- _Assignment_
Exactly as they appear, set down all of the records.

◇ ◇ ◇ ◇ ◇ ◇ ◇

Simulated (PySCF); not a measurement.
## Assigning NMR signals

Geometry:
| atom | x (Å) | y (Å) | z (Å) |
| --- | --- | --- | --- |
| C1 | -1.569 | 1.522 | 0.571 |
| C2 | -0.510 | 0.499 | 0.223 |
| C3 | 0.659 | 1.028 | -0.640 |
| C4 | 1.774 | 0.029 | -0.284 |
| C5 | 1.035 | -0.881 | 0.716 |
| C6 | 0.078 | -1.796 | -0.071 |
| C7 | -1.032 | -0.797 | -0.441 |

◇ ◇ ◇ ◇ ◇ ◇ ◇

- _Your solution_
Simulated (PySCF); not a measurement.
## Assigning NMR signals

Geometry:
| atom | x (Å) | y (Å) | z (Å) |
| --- | --- | --- | --- |
| C1 | -1.569 | 1.522 | 0.571 |
| C2 | -0.510 | 0.499 | 0.223 |
| C3 | 0.659 | 1.028 | -0.640 |
| C4 | 1.774 | 0.029 | -0.284 |
| C5 | 1.035 | -0.881 | 0.716 |
| C6 | 0.078 | -1.796 | -0.071 |
| C7 | -1.032 | -0.797 | -0.441 |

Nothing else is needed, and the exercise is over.